• [Requirement]:
Nothing in the data may be changed; retype all of it.

=== Recorded data ===

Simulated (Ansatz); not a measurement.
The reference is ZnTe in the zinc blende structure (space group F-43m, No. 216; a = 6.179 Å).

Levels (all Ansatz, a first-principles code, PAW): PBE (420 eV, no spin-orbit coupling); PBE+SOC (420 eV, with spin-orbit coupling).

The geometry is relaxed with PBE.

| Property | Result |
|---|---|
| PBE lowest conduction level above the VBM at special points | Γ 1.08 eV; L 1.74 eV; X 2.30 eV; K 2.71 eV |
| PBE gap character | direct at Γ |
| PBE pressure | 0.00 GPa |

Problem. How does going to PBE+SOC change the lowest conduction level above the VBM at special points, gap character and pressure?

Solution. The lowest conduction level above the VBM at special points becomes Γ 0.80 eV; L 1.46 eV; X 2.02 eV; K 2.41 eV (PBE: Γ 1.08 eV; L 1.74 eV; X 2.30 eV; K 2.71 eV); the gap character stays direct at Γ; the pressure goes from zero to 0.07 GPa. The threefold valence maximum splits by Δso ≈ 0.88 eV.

===

• [Your response]:
Simulated (Ansatz); not a measurement.
The reference is ZnTe in the zinc blende structure (space group F-43m, No. 216; a = 6.179 Å).

Levels (all Ansatz, a first-principles code, PAW): PBE (420 eV, no spin-orbit coupling); PBE+SOC (420 eV, with spin-orbit coupling).

The geometry is relaxed with PBE.

| Property | Result |
|---|---|
| PBE lowest conduction level above the VBM at special points | Γ 1.08 eV; L 1.74 eV; X 2.30 eV; K 2.71 eV |
| PBE gap character | direct at Γ |
| PBE pressure | 0.00 GPa |

Problem. How does going to PBE+SOC change the lowest conduction level above the VBM at special points, gap character and pressure?

Solution. The lowest conduction level above the VBM at special points becomes Γ 0.80 eV; L 1.46 eV; X 2.02 eV; K 2.41 eV (PBE: Γ 1.08 eV; L 1.74 eV; X 2.30 eV; K 2.71 eV); the gap character stays direct at Γ; the pressure goes from zero to 0.07 GPa. The threefold valence maximum splits by Δso ≈ 0.88 eV.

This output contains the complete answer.